*Work item*: Repeat exactly the lines from the start of the entries below through the line containing "Question: What do". Omit the rest.

*Material provided*:
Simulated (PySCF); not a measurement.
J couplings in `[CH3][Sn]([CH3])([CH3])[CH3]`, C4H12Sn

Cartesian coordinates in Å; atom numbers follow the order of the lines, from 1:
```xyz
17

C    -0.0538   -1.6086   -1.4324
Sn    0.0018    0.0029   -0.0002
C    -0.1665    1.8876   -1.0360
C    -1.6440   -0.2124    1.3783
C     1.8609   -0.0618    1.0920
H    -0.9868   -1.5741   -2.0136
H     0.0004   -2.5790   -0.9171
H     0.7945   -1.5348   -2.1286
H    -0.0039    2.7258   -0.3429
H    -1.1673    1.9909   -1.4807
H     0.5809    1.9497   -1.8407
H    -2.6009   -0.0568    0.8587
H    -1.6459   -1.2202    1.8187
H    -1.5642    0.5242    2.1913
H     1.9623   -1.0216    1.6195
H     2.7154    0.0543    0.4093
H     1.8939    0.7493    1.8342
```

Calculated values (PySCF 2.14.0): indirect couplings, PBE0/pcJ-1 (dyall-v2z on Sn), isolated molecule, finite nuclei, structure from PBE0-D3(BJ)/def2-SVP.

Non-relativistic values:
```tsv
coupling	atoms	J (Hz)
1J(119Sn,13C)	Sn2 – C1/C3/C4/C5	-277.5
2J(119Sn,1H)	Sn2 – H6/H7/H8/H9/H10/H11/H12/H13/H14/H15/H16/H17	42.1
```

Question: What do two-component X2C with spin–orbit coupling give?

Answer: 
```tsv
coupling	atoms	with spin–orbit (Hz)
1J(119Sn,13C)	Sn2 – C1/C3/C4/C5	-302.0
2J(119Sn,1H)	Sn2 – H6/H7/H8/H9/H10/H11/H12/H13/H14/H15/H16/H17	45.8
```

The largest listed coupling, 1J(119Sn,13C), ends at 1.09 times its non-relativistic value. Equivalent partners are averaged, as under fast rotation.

*Written solution*:
Simulated (PySCF); not a measurement.
J couplings in `[CH3][Sn]([CH3])([CH3])[CH3]`, C4H12Sn

Cartesian coordinates in Å; atom numbers follow the order of the lines, from 1:
```xyz
17

C    -0.0538   -1.6086   -1.4324
Sn    0.0018    0.0029   -0.0002
C    -0.1665    1.8876   -1.0360
C    -1.6440   -0.2124    1.3783
C     1.8609   -0.0618    1.0920
H    -0.9868   -1.5741   -2.0136
H     0.0004   -2.5790   -0.9171
H     0.7945   -1.5348   -2.1286
H    -0.0039    2.7258   -0.3429
H    -1.1673    1.9909   -1.4807
H     0.5809    1.9497   -1.8407
H    -2.6009   -0.0568    0.8587
H    -1.6459   -1.2202    1.8187
H    -1.5642    0.5242    2.1913
H     1.9623   -1.0216    1.6195
H     2.7154    0.0543    0.4093
H     1.8939    0.7493    1.8342
```

Calculated values (PySCF 2.14.0): indirect couplings, PBE0/pcJ-1 (dyall-v2z on Sn), isolated molecule, finite nuclei, structure from PBE0-D3(BJ)/def2-SVP.

Non-relativistic values:
```tsv
coupling	atoms	J (Hz)
1J(119Sn,13C)	Sn2 – C1/C3/C4/C5	-277.5
2J(119Sn,1H)	Sn2 – H6/H7/H8/H9/H10/H11/H12/H13/H14/H15/H16/H17	42.1
```

Question: What do two-component X2C with spin–orbit coupling give?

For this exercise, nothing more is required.